[[ Information, beginning ]]

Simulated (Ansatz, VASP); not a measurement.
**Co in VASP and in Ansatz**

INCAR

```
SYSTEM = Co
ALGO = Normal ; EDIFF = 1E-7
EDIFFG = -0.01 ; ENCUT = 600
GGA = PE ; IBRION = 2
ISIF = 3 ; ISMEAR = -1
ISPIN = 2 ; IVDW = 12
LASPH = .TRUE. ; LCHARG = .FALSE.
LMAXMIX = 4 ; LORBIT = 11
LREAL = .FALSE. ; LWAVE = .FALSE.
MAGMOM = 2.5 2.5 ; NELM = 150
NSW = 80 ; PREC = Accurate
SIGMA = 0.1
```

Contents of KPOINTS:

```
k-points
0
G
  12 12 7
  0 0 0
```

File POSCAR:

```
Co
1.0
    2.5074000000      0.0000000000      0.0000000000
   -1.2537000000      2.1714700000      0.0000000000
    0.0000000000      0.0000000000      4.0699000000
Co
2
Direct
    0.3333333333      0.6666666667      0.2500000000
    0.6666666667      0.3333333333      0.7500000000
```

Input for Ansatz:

[[ Information, end ]]

▶ [Work instruction]
Copy the entire listing exactly. Do not skip a line.

▶ [Written reply]
Simulated (Ansatz, VASP); not a measurement.
**Co in VASP and in Ansatz**

INCAR

```
SYSTEM = Co
ALGO = Normal ; EDIFF = 1E-7
EDIFFG = -0.01 ; ENCUT = 600
GGA = PE ; IBRION = 2
ISIF = 3 ; ISMEAR = -1
ISPIN = 2 ; IVDW = 12
LASPH = .TRUE. ; LCHARG = .FALSE.
LMAXMIX = 4 ; LORBIT = 11
LREAL = .FALSE. ; LWAVE = .FALSE.
MAGMOM = 2.5 2.5 ; NELM = 150
NSW = 80 ; PREC = Accurate
SIGMA = 0.1
```

Contents of KPOINTS:

```
k-points
0
G
  12 12 7
  0 0 0
```

File POSCAR:

```
Co
1.0
    2.5074000000      0.0000000000      0.0000000000
   -1.2537000000      2.1714700000      0.0000000000
    0.0000000000      0.0000000000      4.0699000000
Co
2
Direct
    0.3333333333      0.6666666667      0.2500000000
    0.6666666667      0.3333333333      0.7500000000
```

Input for Ansatz:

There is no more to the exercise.